__________

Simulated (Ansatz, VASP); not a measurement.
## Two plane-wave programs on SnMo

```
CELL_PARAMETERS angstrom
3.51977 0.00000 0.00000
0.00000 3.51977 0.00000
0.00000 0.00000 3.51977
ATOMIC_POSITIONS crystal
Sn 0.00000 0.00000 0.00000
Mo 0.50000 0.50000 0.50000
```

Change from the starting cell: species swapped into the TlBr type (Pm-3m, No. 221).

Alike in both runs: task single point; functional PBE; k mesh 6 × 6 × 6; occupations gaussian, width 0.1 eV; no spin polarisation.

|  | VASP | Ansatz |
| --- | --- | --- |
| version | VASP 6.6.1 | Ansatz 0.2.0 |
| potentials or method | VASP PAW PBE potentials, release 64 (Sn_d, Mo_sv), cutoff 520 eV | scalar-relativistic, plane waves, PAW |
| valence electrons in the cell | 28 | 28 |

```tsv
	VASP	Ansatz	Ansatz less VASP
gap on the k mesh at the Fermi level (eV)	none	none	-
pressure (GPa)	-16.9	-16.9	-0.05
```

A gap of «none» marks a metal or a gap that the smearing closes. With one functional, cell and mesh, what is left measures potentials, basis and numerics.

__________

* WORK TASK
Output every record exactly as written, with nothing dropped.

* RESPONSE BOX
Simulated (Ansatz, VASP); not a measurement.
## Two plane-wave programs on SnMo

```
CELL_PARAMETERS angstrom
3.51977 0.00000 0.00000
0.00000 3.51977 0.00000
0.00000 0.00000 3.51977
ATOMIC_POSITIONS crystal
Sn 0.00000 0.00000 0.00000
Mo 0.50000 0.50000 0.50000
```

Change from the starting cell: species swapped into the TlBr type (Pm-3m, No. 221).

Alike in both runs: task single point; functional PBE; k mesh 6 × 6 × 6; occupations gaussian, width 0.1 eV; no spin polarisation.

|  | VASP | Ansatz |
| --- | --- | --- |
| version | VASP 6.6.1 | Ansatz 0.2.0 |
| potentials or method | VASP PAW PBE potentials, release 64 (Sn_d, Mo_sv), cutoff 520 eV | scalar-relativistic, plane waves, PAW |
| valence electrons in the cell | 28 | 28 |

```tsv
	VASP	Ansatz	Ansatz less VASP
gap on the k mesh at the Fermi level (eV)	none	none	-
pressure (GPa)	-16.9	-16.9	-0.05
```

A gap of «none» marks a metal or a gap that the smearing closes. With one functional, cell and mesh, what is left measures potentials, basis and numerics.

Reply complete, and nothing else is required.